## Supplied entries
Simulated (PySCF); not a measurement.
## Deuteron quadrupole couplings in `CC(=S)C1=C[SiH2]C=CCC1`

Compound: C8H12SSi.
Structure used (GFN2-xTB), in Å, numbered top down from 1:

## Work instruction
Transcribe all of the data exactly, leaving no line out.

## Exercise output
Simulated (PySCF); not a measurement.
## Deuteron quadrupole couplings in `CC(=S)C1=C[SiH2]C=CCC1`

Compound: C8H12SSi.
Structure used (GFN2-xTB), in Å, numbered top down from 1:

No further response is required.